## WORK ITEM
What are the lines of the listing below, word for word, from the first down to the one that contains "Alike in all"?

## DATA EXTRACT
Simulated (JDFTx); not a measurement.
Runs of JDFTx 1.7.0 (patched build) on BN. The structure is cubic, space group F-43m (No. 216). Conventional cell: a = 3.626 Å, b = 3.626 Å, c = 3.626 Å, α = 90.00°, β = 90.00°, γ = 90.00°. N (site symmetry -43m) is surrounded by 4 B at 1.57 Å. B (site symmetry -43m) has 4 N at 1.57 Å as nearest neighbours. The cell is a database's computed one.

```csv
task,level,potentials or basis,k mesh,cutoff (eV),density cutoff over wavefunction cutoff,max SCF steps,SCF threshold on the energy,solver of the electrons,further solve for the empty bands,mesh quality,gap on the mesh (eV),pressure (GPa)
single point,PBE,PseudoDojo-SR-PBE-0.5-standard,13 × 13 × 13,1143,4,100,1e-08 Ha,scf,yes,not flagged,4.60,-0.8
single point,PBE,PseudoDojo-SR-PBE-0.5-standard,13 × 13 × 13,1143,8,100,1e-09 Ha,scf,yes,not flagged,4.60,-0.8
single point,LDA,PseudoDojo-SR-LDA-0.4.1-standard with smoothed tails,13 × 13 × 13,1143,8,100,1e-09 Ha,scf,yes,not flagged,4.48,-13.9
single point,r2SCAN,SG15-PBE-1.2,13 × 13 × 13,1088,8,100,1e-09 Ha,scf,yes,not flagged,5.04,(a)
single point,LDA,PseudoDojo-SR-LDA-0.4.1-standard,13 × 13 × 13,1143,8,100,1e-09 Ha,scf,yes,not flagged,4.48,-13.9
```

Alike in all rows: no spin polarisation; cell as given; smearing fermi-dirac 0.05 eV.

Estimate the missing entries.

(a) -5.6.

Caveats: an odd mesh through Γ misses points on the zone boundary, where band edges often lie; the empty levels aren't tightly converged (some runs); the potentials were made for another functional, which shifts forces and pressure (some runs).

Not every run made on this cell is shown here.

## PROBLEM SOLUTION
Simulated (JDFTx); not a measurement.
Runs of JDFTx 1.7.0 (patched build) on BN. The structure is cubic, space group F-43m (No. 216). Conventional cell: a = 3.626 Å, b = 3.626 Å, c = 3.626 Å, α = 90.00°, β = 90.00°, γ = 90.00°. N (site symmetry -43m) is surrounded by 4 B at 1.57 Å. B (site symmetry -43m) has 4 N at 1.57 Å as nearest neighbours. The cell is a database's computed one.

```csv
task,level,potentials or basis,k mesh,cutoff (eV),density cutoff over wavefunction cutoff,max SCF steps,SCF threshold on the energy,solver of the electrons,further solve for the empty bands,mesh quality,gap on the mesh (eV),pressure (GPa)
single point,PBE,PseudoDojo-SR-PBE-0.5-standard,13 × 13 × 13,1143,4,100,1e-08 Ha,scf,yes,not flagged,4.60,-0.8
single point,PBE,PseudoDojo-SR-PBE-0.5-standard,13 × 13 × 13,1143,8,100,1e-09 Ha,scf,yes,not flagged,4.60,-0.8
single point,LDA,PseudoDojo-SR-LDA-0.4.1-standard with smoothed tails,13 × 13 × 13,1143,8,100,1e-09 Ha,scf,yes,not flagged,4.48,-13.9
single point,r2SCAN,SG15-PBE-1.2,13 × 13 × 13,1088,8,100,1e-09 Ha,scf,yes,not flagged,5.04,(a)
single point,LDA,PseudoDojo-SR-LDA-0.4.1-standard,13 × 13 × 13,1143,8,100,1e-09 Ha,scf,yes,not flagged,4.48,-13.9
```

Alike in all rows: no spin polarisation; cell as given; smearing fermi-dirac 0.05 eV.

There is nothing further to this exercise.